^^^^^^^^
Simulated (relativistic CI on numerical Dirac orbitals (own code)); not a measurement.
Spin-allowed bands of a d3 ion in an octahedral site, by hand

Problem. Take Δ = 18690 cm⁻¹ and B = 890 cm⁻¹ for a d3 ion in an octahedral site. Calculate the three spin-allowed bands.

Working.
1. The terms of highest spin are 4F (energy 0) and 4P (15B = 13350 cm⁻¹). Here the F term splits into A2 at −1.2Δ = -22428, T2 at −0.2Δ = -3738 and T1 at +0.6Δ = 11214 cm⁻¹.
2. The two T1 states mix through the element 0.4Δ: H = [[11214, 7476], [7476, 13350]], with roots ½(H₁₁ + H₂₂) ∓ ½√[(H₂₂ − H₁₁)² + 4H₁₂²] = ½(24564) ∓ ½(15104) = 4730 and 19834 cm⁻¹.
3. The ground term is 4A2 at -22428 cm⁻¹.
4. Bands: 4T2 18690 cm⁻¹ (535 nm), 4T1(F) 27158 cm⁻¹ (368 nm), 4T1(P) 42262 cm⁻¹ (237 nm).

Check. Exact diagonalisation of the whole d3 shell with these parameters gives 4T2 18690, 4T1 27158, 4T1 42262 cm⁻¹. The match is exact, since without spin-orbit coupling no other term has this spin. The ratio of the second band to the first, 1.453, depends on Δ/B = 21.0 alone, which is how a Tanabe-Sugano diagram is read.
^^^^^^^^

#### TASK ITEM:
Exactly as they stand, please print the lines from the first line of the records above down to the line that includes "4. Bands: 4T2", both of those included and no others.

#### TASK OUTPUT:
Simulated (relativistic CI on numerical Dirac orbitals (own code)); not a measurement.
Spin-allowed bands of a d3 ion in an octahedral site, by hand

Problem. Take Δ = 18690 cm⁻¹ and B = 890 cm⁻¹ for a d3 ion in an octahedral site. Calculate the three spin-allowed bands.

Working.
1. The terms of highest spin are 4F (energy 0) and 4P (15B = 13350 cm⁻¹). Here the F term splits into A2 at −1.2Δ = -22428, T2 at −0.2Δ = -3738 and T1 at +0.6Δ = 11214 cm⁻¹.
2. The two T1 states mix through the element 0.4Δ: H = [[11214, 7476], [7476, 13350]], with roots ½(H₁₁ + H₂₂) ∓ ½√[(H₂₂ − H₁₁)² + 4H₁₂²] = ½(24564) ∓ ½(15104) = 4730 and 19834 cm⁻¹.
3. The ground term is 4A2 at -22428 cm⁻¹.
4. Bands: 4T2 18690 cm⁻¹ (535 nm), 4T1(F) 27158 cm⁻¹ (368 nm), 4T1(P) 42262 cm⁻¹ (237 nm).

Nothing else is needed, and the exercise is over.